● **Data for analysis**:
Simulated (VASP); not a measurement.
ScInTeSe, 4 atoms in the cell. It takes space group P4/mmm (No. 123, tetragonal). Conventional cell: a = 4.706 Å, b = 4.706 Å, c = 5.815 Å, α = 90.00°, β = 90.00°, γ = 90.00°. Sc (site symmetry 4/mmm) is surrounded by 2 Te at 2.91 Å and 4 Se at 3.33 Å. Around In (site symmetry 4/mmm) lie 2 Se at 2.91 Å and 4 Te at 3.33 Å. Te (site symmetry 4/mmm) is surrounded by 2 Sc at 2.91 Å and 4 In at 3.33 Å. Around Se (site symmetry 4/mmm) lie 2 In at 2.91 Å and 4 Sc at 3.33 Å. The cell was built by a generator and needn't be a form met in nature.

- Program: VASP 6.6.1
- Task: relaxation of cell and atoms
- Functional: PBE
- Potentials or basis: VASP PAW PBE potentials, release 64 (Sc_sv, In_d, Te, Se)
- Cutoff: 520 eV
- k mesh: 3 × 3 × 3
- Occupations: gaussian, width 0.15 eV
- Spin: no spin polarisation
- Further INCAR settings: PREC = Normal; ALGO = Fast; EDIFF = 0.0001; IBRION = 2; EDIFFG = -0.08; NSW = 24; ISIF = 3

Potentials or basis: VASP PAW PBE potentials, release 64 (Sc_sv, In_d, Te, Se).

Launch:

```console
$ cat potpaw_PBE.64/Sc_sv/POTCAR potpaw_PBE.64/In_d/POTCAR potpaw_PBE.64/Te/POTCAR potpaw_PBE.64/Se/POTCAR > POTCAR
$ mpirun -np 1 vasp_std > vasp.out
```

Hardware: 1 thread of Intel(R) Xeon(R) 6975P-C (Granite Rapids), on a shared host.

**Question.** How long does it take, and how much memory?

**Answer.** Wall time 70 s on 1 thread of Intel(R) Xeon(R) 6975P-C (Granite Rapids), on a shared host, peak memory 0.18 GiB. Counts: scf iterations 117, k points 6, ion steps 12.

● **Work order**: From the material above, set down exactly the lines between the line holding "- Further INCAR" and the line holding "how much memory?", inclusive. Include nothing else.

● **Task output**:
- Further INCAR settings: PREC = Normal; ALGO = Fast; EDIFF = 0.0001; IBRION = 2; EDIFFG = -0.08; NSW = 24; ISIF = 3

Potentials or basis: VASP PAW PBE potentials, release 64 (Sc_sv, In_d, Te, Se).

Launch:

```console
$ cat potpaw_PBE.64/Sc_sv/POTCAR potpaw_PBE.64/In_d/POTCAR potpaw_PBE.64/Te/POTCAR potpaw_PBE.64/Se/POTCAR > POTCAR
$ mpirun -np 1 vasp_std > vasp.out
```

Hardware: 1 thread of Intel(R) Xeon(R) 6975P-C (Granite Rapids), on a shared host.

**Question.** How long does it take, and how much memory?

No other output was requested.